REQUIREMENT: From the opening line of the records through the line bearing "Ansatz ran all-electron", set down every line exactly.

DATA RECORDS:
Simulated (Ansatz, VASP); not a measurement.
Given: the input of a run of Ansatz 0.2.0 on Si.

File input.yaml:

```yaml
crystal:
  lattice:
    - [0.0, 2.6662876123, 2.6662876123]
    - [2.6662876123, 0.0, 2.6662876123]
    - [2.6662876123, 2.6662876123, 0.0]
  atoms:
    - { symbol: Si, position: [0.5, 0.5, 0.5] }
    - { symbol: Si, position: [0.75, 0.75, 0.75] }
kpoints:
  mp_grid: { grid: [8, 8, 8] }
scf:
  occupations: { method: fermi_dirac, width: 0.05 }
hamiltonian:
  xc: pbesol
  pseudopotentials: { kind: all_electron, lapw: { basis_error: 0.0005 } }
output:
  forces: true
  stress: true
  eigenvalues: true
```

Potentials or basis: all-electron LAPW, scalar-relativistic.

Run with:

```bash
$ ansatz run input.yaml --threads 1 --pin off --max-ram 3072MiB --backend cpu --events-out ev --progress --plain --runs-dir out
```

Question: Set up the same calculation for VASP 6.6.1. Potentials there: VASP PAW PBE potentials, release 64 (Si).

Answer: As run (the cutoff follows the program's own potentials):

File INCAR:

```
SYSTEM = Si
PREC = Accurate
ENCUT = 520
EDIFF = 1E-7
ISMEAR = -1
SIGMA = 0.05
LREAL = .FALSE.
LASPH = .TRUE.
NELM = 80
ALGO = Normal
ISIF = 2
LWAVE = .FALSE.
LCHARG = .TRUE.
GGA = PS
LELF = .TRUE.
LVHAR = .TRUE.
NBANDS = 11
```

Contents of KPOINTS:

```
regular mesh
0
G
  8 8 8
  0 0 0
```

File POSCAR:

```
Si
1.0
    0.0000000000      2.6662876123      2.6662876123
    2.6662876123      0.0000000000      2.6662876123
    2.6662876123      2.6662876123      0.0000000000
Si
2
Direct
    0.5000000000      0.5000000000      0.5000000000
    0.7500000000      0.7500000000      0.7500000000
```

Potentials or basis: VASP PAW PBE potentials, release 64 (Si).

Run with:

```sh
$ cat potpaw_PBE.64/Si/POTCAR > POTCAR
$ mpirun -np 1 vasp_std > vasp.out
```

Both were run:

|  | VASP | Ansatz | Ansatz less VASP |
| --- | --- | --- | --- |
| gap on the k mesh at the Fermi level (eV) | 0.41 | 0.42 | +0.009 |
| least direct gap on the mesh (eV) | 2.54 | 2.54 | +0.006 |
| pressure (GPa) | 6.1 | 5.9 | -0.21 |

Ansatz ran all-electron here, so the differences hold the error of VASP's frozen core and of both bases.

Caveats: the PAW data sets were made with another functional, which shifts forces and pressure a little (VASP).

WRITTEN SOLUTION:
Simulated (Ansatz, VASP); not a measurement.
Given: the input of a run of Ansatz 0.2.0 on Si.

File input.yaml:

```yaml
crystal:
  lattice:
    - [0.0, 2.6662876123, 2.6662876123]
    - [2.6662876123, 0.0, 2.6662876123]
    - [2.6662876123, 2.6662876123, 0.0]
  atoms:
    - { symbol: Si, position: [0.5, 0.5, 0.5] }
    - { symbol: Si, position: [0.75, 0.75, 0.75] }
kpoints:
  mp_grid: { grid: [8, 8, 8] }
scf:
  occupations: { method: fermi_dirac, width: 0.05 }
hamiltonian:
  xc: pbesol
  pseudopotentials: { kind: all_electron, lapw: { basis_error: 0.0005 } }
output:
  forces: true
  stress: true
  eigenvalues: true
```

Potentials or basis: all-electron LAPW, scalar-relativistic.

Run with:

```bash
$ ansatz run input.yaml --threads 1 --pin off --max-ram 3072MiB --backend cpu --events-out ev --progress --plain --runs-dir out
```

Question: Set up the same calculation for VASP 6.6.1. Potentials there: VASP PAW PBE potentials, release 64 (Si).

Answer: As run (the cutoff follows the program's own potentials):

File INCAR:

```
SYSTEM = Si
PREC = Accurate
ENCUT = 520
EDIFF = 1E-7
ISMEAR = -1
SIGMA = 0.05
LREAL = .FALSE.
LASPH = .TRUE.
NELM = 80
ALGO = Normal
ISIF = 2
LWAVE = .FALSE.
LCHARG = .TRUE.
GGA = PS
LELF = .TRUE.
LVHAR = .TRUE.
NBANDS = 11
```

Contents of KPOINTS:

```
regular mesh
0
G
  8 8 8
  0 0 0
```

File POSCAR:

```
Si
1.0
    0.0000000000      2.6662876123      2.6662876123
    2.6662876123      0.0000000000      2.6662876123
    2.6662876123      2.6662876123      0.0000000000
Si
2
Direct
    0.5000000000      0.5000000000      0.5000000000
    0.7500000000      0.7500000000      0.7500000000
```

Potentials or basis: VASP PAW PBE potentials, release 64 (Si).

Run with:

```sh
$ cat potpaw_PBE.64/Si/POTCAR > POTCAR
$ mpirun -np 1 vasp_std > vasp.out
```

Both were run:

|  | VASP | Ansatz | Ansatz less VASP |
| --- | --- | --- | --- |
| gap on the k mesh at the Fermi level (eV) | 0.41 | 0.42 | +0.009 |
| least direct gap on the mesh (eV) | 2.54 | 2.54 | +0.006 |
| pressure (GPa) | 6.1 | 5.9 | -0.21 |

Ansatz ran all-electron here, so the differences hold the error of VASP's frozen core and of both bases.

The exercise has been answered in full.